______________________________

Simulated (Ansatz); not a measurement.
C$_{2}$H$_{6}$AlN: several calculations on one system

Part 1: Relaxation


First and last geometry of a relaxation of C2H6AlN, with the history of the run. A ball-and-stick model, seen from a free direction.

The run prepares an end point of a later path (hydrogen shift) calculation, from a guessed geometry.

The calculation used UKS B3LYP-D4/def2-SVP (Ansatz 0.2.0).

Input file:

______________________________

■ Required action ■
Please make an exact copy of the entries, down to the last character.

■ Exercise answer ■
Simulated (Ansatz); not a measurement.
C$_{2}$H$_{6}$AlN: several calculations on one system

Part 1: Relaxation


First and last geometry of a relaxation of C2H6AlN, with the history of the run. A ball-and-stick model, seen from a free direction.

The run prepares an end point of a later path (hydrogen shift) calculation, from a guessed geometry.

The calculation used UKS B3LYP-D4/def2-SVP (Ansatz 0.2.0).

Input file:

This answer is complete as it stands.